[Raw data]
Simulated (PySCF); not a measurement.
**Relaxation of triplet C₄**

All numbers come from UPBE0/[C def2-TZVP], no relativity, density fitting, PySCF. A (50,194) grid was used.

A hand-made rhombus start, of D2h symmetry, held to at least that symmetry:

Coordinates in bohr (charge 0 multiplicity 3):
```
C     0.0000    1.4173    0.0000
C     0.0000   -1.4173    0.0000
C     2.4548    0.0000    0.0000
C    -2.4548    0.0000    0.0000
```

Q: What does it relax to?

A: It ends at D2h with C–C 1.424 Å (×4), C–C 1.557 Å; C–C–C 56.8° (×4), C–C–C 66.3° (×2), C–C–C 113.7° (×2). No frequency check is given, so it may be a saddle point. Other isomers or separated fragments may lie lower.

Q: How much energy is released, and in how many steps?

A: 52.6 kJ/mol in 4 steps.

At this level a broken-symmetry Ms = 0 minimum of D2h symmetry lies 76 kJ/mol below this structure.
[/Raw data]

▸ Brief: All that is wanted is an exact copy of the lines above from the one with "A: It ends at" through the one with "A: 52.6 kJ/mol in 4 steps.", with both ends included.

▸ Task output:
A: It ends at D2h with C–C 1.424 Å (×4), C–C 1.557 Å; C–C–C 56.8° (×4), C–C–C 66.3° (×2), C–C–C 113.7° (×2). No frequency check is given, so it may be a saddle point. Other isomers or separated fragments may lie lower.

Q: How much energy is released, and in how many steps?

A: 52.6 kJ/mol in 4 steps.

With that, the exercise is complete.